#### [Information provided]
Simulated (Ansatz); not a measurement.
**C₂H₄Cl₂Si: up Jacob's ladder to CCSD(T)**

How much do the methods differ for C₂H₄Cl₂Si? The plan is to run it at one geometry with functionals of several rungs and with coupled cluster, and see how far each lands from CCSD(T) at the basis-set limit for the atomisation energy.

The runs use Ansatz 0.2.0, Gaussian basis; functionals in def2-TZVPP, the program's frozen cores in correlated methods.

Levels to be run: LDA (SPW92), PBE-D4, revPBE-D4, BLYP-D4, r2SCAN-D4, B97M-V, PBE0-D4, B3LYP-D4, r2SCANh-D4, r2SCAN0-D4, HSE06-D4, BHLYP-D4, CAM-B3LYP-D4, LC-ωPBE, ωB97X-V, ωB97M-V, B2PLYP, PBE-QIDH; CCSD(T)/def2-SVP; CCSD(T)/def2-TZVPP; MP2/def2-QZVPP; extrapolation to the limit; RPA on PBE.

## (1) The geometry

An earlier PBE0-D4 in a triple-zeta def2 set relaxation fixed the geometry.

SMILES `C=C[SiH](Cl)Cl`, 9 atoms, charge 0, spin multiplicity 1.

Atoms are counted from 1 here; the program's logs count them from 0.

#### [Work item]
Could you write out, exactly as they stand, only the lines above that begin at the line with "## (1) The geometry" and stop after the line with "spin multiplicity 1."?

#### [Response area]
## (1) The geometry

An earlier PBE0-D4 in a triple-zeta def2 set relaxation fixed the geometry.

SMILES `C=C[SiH](Cl)Cl`, 9 atoms, charge 0, spin multiplicity 1.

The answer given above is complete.